- - - - - - -
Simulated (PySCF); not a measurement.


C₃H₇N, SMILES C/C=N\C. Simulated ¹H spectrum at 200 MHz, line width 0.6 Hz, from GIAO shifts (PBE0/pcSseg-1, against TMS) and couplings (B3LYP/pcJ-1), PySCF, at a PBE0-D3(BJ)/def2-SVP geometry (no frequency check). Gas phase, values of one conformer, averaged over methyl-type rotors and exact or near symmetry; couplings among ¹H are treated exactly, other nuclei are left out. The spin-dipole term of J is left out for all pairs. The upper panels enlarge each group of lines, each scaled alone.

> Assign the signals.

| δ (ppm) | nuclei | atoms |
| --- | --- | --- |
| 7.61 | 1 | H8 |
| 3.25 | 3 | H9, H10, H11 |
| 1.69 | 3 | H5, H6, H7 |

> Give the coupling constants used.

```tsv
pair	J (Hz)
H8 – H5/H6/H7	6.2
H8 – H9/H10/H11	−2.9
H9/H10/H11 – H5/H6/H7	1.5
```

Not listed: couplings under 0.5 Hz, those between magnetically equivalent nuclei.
- - - - - - -

**WORK ITEM**
Quote each line of the data above exactly as written.

**EXERCISE SOLUTION**
Simulated (PySCF); not a measurement.


C₃H₇N, SMILES C/C=N\C. Simulated ¹H spectrum at 200 MHz, line width 0.6 Hz, from GIAO shifts (PBE0/pcSseg-1, against TMS) and couplings (B3LYP/pcJ-1), PySCF, at a PBE0-D3(BJ)/def2-SVP geometry (no frequency check). Gas phase, values of one conformer, averaged over methyl-type rotors and exact or near symmetry; couplings among ¹H are treated exactly, other nuclei are left out. The spin-dipole term of J is left out for all pairs. The upper panels enlarge each group of lines, each scaled alone.

> Assign the signals.

| δ (ppm) | nuclei | atoms |
| --- | --- | --- |
| 7.61 | 1 | H8 |
| 3.25 | 3 | H9, H10, H11 |
| 1.69 | 3 | H5, H6, H7 |

> Give the coupling constants used.

```tsv
pair	J (Hz)
H8 – H5/H6/H7	6.2
H8 – H9/H10/H11	−2.9
H9/H10/H11 – H5/H6/H7	1.5
```

Not listed: couplings under 0.5 Hz, those between magnetically equivalent nuclei.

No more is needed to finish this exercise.